Source material:
*** Block opens ***

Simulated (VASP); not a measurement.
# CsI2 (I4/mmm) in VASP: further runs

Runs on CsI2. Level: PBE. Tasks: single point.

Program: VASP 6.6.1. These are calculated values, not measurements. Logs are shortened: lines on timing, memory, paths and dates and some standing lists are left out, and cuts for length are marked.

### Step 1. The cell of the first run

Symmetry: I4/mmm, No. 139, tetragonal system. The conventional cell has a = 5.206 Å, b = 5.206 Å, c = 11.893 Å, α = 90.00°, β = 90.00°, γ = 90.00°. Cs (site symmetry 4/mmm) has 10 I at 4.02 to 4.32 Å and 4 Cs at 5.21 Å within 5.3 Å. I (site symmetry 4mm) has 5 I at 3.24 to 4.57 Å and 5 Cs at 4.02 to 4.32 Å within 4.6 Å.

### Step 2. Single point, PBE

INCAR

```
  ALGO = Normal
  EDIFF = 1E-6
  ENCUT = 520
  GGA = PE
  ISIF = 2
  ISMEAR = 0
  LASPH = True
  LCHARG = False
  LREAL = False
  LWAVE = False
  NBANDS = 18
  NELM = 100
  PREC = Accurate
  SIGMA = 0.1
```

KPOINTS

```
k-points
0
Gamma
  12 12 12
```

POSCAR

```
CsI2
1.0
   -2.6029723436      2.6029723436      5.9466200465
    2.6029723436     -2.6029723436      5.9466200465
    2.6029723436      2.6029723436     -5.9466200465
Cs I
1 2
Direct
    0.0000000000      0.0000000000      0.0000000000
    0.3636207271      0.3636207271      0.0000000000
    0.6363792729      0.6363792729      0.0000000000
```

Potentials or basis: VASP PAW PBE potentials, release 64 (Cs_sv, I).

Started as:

*** Block closes ***

Work request: All lines from the top of the data through the line containing "Runs on CsI2." need to be retyped exactly, and nothing more.

Answer section:
Simulated (VASP); not a measurement.
# CsI2 (I4/mmm) in VASP: further runs

Runs on CsI2. Level: PBE. Tasks: single point.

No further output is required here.